* _INFORMATION GIVEN_:
########################################

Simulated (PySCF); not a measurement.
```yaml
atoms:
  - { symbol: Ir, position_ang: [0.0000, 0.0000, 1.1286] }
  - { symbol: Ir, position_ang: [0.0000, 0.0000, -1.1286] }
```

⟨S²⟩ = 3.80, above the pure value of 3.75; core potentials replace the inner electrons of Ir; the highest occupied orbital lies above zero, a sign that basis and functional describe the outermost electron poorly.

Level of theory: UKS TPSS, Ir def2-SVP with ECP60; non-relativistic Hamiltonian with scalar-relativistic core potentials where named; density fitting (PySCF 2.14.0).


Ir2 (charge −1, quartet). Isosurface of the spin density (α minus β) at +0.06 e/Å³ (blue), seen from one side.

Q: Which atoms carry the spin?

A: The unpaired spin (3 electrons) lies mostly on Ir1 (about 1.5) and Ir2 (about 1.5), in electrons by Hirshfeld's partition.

########################################

* _BRIEF_: Exactly as written, please reproduce the lines from the first line of the data to the line containing "Q: Which atoms carry the spin?", inclusive, and nothing else.

* _WRITTEN ANSWER_:
Simulated (PySCF); not a measurement.
```yaml
atoms:
  - { symbol: Ir, position_ang: [0.0000, 0.0000, 1.1286] }
  - { symbol: Ir, position_ang: [0.0000, 0.0000, -1.1286] }
```

⟨S²⟩ = 3.80, above the pure value of 3.75; core potentials replace the inner electrons of Ir; the highest occupied orbital lies above zero, a sign that basis and functional describe the outermost electron poorly.

Level of theory: UKS TPSS, Ir def2-SVP with ECP60; non-relativistic Hamiltonian with scalar-relativistic core potentials where named; density fitting (PySCF 2.14.0).


Ir2 (charge −1, quartet). Isosurface of the spin density (α minus β) at +0.06 e/Å³ (blue), seen from one side.

Q: Which atoms carry the spin?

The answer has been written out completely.